» **ASSIGNMENT**
Please repeat all of the records, keeping every word unchanged.

» **EXCERPTED DATA**
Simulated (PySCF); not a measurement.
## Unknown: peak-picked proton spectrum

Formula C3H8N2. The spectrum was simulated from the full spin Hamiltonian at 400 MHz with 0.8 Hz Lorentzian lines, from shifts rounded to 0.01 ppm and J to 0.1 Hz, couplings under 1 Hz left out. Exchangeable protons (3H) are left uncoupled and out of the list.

» **EXERCISE SOLUTION**
Simulated (PySCF); not a measurement.
## Unknown: peak-picked proton spectrum

Formula C3H8N2. The spectrum was simulated from the full spin Hamiltonian at 400 MHz with 0.8 Hz Lorentzian lines, from shifts rounded to 0.01 ppm and J to 0.1 Hz, couplings under 1 Hz left out. Exchangeable protons (3H) are left uncoupled and out of the list.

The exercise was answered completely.